(Beginning of Data records)

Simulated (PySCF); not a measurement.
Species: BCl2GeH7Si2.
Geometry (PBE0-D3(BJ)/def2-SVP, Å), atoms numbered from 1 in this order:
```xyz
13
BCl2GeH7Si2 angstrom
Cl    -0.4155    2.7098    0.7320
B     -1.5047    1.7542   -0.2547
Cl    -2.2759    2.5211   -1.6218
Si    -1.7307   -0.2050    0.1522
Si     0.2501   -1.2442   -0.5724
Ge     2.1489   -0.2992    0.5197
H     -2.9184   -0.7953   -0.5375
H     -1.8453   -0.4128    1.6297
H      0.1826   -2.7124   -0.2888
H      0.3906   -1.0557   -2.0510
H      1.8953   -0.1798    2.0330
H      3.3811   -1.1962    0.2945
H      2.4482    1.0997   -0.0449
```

(End of Data records)

(Assignment): Starting at the first line, transcribe the material through to the last.

(Task solution):
Simulated (PySCF); not a measurement.
Species: BCl2GeH7Si2.
Geometry (PBE0-D3(BJ)/def2-SVP, Å), atoms numbered from 1 in this order:
```xyz
13
BCl2GeH7Si2 angstrom
Cl    -0.4155    2.7098    0.7320
B     -1.5047    1.7542   -0.2547
Cl    -2.2759    2.5211   -1.6218
Si    -1.7307   -0.2050    0.1522
Si     0.2501   -1.2442   -0.5724
Ge     2.1489   -0.2992    0.5197
H     -2.9184   -0.7953   -0.5375
H     -1.8453   -0.4128    1.6297
H      0.1826   -2.7124   -0.2888
H      0.3906   -1.0557   -2.0510
H      1.8953   -0.1798    2.0330
H      3.3811   -1.1962    0.2945
H      2.4482    1.0997   -0.0449
```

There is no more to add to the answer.